○ ○ ○ ○
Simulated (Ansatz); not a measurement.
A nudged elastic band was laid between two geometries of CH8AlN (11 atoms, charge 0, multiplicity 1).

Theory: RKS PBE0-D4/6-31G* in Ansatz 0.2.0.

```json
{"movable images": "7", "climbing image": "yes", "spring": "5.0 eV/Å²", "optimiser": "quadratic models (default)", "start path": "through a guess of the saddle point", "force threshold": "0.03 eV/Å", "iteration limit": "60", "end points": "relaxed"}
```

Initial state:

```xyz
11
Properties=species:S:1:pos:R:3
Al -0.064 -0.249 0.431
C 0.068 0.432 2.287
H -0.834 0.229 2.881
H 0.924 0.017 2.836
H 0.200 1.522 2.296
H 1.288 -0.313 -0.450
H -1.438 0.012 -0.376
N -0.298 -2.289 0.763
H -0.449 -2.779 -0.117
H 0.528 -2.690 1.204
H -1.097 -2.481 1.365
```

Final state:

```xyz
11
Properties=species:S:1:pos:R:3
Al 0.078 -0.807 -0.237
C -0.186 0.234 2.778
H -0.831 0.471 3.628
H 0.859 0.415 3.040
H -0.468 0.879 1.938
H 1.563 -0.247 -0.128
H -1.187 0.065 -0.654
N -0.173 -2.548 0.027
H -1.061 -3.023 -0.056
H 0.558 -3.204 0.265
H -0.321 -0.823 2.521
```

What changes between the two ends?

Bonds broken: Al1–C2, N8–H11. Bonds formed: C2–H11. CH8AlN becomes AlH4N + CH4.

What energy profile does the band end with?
○ ○ ○ ○

## Activity
An exact copy of every entry is what is needed here.

## Result
Simulated (Ansatz); not a measurement.
A nudged elastic band was laid between two geometries of CH8AlN (11 atoms, charge 0, multiplicity 1).

Theory: RKS PBE0-D4/6-31G* in Ansatz 0.2.0.

```json
{"movable images": "7", "climbing image": "yes", "spring": "5.0 eV/Å²", "optimiser": "quadratic models (default)", "start path": "through a guess of the saddle point", "force threshold": "0.03 eV/Å", "iteration limit": "60", "end points": "relaxed"}
```

Initial state:

```xyz
11
Properties=species:S:1:pos:R:3
Al -0.064 -0.249 0.431
C 0.068 0.432 2.287
H -0.834 0.229 2.881
H 0.924 0.017 2.836
H 0.200 1.522 2.296
H 1.288 -0.313 -0.450
H -1.438 0.012 -0.376
N -0.298 -2.289 0.763
H -0.449 -2.779 -0.117
H 0.528 -2.690 1.204
H -1.097 -2.481 1.365
```

Final state:

```xyz
11
Properties=species:S:1:pos:R:3
Al 0.078 -0.807 -0.237
C -0.186 0.234 2.778
H -0.831 0.471 3.628
H 0.859 0.415 3.040
H -0.468 0.879 1.938
H 1.563 -0.247 -0.128
H -1.187 0.065 -0.654
N -0.173 -2.548 0.027
H -1.061 -3.023 -0.056
H 0.558 -3.204 0.265
H -0.321 -0.823 2.521
```

What changes between the two ends?

Bonds broken: Al1–C2, N8–H11. Bonds formed: C2–H11. CH8AlN becomes AlH4N + CH4.

What energy profile does the band end with?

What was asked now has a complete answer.